### Work request
Your output should be the lines of the data that follow, reproduced exactly from the first through the line bearing "Functional | r2SCAN |".

******************************

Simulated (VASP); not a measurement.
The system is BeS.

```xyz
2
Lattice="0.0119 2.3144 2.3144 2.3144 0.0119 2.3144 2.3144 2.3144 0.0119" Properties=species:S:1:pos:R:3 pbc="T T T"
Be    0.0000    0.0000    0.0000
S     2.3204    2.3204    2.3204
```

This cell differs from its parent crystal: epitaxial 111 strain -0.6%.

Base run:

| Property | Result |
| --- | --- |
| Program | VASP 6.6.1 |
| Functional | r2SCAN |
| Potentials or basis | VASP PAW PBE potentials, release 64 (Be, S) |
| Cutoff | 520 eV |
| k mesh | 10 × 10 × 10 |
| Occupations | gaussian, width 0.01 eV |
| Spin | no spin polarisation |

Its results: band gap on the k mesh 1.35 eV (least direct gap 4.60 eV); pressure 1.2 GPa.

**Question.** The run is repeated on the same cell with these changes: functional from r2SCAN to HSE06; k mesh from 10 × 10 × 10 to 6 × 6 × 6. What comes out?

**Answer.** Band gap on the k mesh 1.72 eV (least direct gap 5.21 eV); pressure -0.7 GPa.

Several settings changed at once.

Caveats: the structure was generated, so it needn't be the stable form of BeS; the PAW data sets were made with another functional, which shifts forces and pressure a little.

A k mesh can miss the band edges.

******************************

### Expected answer
Simulated (VASP); not a measurement.
The system is BeS.

```xyz
2
Lattice="0.0119 2.3144 2.3144 2.3144 0.0119 2.3144 2.3144 2.3144 0.0119" Properties=species:S:1:pos:R:3 pbc="T T T"
Be    0.0000    0.0000    0.0000
S     2.3204    2.3204    2.3204
```

This cell differs from its parent crystal: epitaxial 111 strain -0.6%.

Base run:

| Property | Result |
| --- | --- |
| Program | VASP 6.6.1 |
| Functional | r2SCAN |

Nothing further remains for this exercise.